→ **SOURCE INFORMATION**
########################################

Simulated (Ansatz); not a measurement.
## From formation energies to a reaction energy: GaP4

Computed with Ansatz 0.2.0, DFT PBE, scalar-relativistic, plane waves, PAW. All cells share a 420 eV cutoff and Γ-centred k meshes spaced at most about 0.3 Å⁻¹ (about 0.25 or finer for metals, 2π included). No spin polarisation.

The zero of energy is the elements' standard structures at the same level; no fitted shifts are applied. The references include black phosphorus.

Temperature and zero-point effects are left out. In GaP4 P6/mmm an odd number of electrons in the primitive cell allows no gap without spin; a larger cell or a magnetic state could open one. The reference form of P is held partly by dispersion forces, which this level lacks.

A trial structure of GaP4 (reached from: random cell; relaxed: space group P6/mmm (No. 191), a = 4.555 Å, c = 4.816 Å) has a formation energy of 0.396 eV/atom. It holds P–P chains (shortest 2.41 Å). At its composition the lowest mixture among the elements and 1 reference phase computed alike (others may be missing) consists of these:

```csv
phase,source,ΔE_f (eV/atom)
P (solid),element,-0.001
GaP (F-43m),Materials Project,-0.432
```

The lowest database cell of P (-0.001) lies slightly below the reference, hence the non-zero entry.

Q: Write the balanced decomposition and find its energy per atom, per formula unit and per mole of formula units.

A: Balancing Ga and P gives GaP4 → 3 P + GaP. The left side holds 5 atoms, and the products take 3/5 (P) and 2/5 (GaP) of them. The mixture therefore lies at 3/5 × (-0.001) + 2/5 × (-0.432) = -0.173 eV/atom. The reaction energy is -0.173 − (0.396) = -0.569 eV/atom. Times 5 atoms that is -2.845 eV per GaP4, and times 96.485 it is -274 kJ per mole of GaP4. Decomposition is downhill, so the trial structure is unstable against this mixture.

########################################

Give again, word for word, the records from their first line to the one with "Computed with Ansatz", and leave out all else.

Simulated (Ansatz); not a measurement.
## From formation energies to a reaction energy: GaP4

Computed with Ansatz 0.2.0, DFT PBE, scalar-relativistic, plane waves, PAW. All cells share a 420 eV cutoff and Γ-centred k meshes spaced at most about 0.3 Å⁻¹ (about 0.25 or finer for metals, 2π included). No spin polarisation.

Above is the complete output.